### WORK REQUEST:
Return only the lines from the top of the material through the line marked by "Charge +1, spin multiplicity 1.", unaltered.

BEGIN

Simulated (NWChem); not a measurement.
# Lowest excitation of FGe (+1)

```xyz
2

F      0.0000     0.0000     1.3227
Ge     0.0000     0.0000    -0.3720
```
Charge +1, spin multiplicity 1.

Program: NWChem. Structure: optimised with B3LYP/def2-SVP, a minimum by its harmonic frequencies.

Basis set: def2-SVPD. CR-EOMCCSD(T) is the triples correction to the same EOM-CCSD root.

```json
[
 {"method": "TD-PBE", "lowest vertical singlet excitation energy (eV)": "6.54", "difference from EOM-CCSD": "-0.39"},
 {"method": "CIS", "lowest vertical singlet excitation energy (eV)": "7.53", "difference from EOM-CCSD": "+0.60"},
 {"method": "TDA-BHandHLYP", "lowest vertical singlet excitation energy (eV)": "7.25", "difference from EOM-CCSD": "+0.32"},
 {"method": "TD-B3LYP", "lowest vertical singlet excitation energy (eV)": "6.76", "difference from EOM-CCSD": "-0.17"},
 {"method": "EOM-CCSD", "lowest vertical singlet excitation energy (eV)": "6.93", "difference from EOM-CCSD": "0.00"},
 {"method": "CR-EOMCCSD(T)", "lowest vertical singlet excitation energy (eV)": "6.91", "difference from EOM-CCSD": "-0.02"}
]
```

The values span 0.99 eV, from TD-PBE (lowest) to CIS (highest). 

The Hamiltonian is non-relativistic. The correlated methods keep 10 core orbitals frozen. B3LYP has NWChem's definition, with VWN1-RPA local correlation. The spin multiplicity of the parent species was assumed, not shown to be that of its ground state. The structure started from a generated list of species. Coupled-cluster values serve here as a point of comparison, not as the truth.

END

### SOLUTION:
Simulated (NWChem); not a measurement.
# Lowest excitation of FGe (+1)

```xyz
2

F      0.0000     0.0000     1.3227
Ge     0.0000     0.0000    -0.3720
```
Charge +1, spin multiplicity 1.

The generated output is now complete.